:: Extracted records

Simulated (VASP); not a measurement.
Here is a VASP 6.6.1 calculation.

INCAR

::::

— Assigned task —
All the data above should be restated in full, exactly.

— Response box —
Simulated (VASP); not a measurement.
Here is a VASP 6.6.1 calculation.

INCAR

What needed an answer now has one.